**** Data extracts ****
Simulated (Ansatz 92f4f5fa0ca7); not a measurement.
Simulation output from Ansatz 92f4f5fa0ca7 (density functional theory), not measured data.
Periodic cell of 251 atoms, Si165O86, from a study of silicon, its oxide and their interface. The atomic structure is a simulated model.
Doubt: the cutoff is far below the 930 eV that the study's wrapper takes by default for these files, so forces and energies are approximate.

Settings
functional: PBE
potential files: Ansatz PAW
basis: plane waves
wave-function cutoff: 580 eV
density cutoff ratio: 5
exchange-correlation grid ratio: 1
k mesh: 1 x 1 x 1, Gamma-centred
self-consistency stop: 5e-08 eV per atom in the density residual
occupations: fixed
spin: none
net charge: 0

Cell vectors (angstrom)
****

Output the records in full, exactly.

• [Your response]
Simulated (Ansatz 92f4f5fa0ca7); not a measurement.
Simulation output from Ansatz 92f4f5fa0ca7 (density functional theory), not measured data.
Periodic cell of 251 atoms, Si165O86, from a study of silicon, its oxide and their interface. The atomic structure is a simulated model.
Doubt: the cutoff is far below the 930 eV that the study's wrapper takes by default for these files, so forces and energies are approximate.

Settings
functional: PBE
potential files: Ansatz PAW
basis: plane waves
wave-function cutoff: 580 eV
density cutoff ratio: 5
exchange-correlation grid ratio: 1
k mesh: 1 x 1 x 1, Gamma-centred
self-consistency stop: 5e-08 eV per atom in the density residual
occupations: fixed
spin: none
net charge: 0

Cell vectors (angstrom)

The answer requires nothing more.